★ ★ ★ ★ ★ ★ ★
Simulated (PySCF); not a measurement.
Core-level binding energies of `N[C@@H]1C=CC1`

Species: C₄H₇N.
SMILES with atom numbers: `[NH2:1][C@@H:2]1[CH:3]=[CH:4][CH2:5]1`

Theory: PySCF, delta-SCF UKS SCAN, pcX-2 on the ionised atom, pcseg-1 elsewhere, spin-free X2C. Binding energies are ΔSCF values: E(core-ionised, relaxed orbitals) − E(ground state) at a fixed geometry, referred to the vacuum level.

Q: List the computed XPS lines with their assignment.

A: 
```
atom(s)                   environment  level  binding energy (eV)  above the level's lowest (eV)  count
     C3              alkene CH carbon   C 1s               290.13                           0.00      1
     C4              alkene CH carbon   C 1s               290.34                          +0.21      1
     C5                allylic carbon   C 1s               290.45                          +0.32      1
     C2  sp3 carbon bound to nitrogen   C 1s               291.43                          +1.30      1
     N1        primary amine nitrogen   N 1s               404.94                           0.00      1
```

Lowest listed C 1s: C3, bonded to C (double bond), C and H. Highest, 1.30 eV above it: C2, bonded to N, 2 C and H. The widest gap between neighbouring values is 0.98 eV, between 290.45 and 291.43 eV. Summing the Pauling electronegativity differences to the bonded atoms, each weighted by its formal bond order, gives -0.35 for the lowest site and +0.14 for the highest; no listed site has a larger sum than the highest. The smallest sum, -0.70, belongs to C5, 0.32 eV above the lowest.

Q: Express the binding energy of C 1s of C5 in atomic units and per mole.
★ ★ ★ ★ ★ ★ ★

Work instruction. Would you please reproduce all of the lines above exactly?

Response area.
Simulated (PySCF); not a measurement.
Core-level binding energies of `N[C@@H]1C=CC1`

Species: C₄H₇N.
SMILES with atom numbers: `[NH2:1][C@@H:2]1[CH:3]=[CH:4][CH2:5]1`

Theory: PySCF, delta-SCF UKS SCAN, pcX-2 on the ionised atom, pcseg-1 elsewhere, spin-free X2C. Binding energies are ΔSCF values: E(core-ionised, relaxed orbitals) − E(ground state) at a fixed geometry, referred to the vacuum level.

Q: List the computed XPS lines with their assignment.

A: 
```
atom(s)                   environment  level  binding energy (eV)  above the level's lowest (eV)  count
     C3              alkene CH carbon   C 1s               290.13                           0.00      1
     C4              alkene CH carbon   C 1s               290.34                          +0.21      1
     C5                allylic carbon   C 1s               290.45                          +0.32      1
     C2  sp3 carbon bound to nitrogen   C 1s               291.43                          +1.30      1
     N1        primary amine nitrogen   N 1s               404.94                           0.00      1
```

Lowest listed C 1s: C3, bonded to C (double bond), C and H. Highest, 1.30 eV above it: C2, bonded to N, 2 C and H. The widest gap between neighbouring values is 0.98 eV, between 290.45 and 291.43 eV. Summing the Pauling electronegativity differences to the bonded atoms, each weighted by its formal bond order, gives -0.35 for the lowest site and +0.14 for the highest; no listed site has a larger sum than the highest. The smallest sum, -0.70, belongs to C5, 0.32 eV above the lowest.

Q: Express the binding energy of C 1s of C5 in atomic units and per mole.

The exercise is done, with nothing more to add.